Extracted data:

* * * *

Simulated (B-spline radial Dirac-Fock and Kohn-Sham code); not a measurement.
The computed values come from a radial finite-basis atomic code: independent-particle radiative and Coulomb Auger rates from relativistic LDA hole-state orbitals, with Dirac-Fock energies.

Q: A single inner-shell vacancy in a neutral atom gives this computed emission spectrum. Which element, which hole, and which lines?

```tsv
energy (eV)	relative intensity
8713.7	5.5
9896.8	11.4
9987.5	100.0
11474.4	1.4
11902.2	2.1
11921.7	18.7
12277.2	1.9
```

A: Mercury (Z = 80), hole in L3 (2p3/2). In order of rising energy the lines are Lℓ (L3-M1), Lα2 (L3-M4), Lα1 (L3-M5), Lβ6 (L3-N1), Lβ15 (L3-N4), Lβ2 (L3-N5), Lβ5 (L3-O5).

* * * *

Work task: Every entry shown above is to be written out exactly.

Response area:
Simulated (B-spline radial Dirac-Fock and Kohn-Sham code); not a measurement.
The computed values come from a radial finite-basis atomic code: independent-particle radiative and Coulomb Auger rates from relativistic LDA hole-state orbitals, with Dirac-Fock energies.

Q: A single inner-shell vacancy in a neutral atom gives this computed emission spectrum. Which element, which hole, and which lines?

```tsv
energy (eV)	relative intensity
8713.7	5.5
9896.8	11.4
9987.5	100.0
11474.4	1.4
11902.2	2.1
11921.7	18.7
12277.2	1.9
```

A: Mercury (Z = 80), hole in L3 (2p3/2). In order of rising energy the lines are Lℓ (L3-M1), Lα2 (L3-M4), Lα1 (L3-M5), Lβ6 (L3-N1), Lβ15 (L3-N4), Lβ2 (L3-N5), Lβ5 (L3-O5).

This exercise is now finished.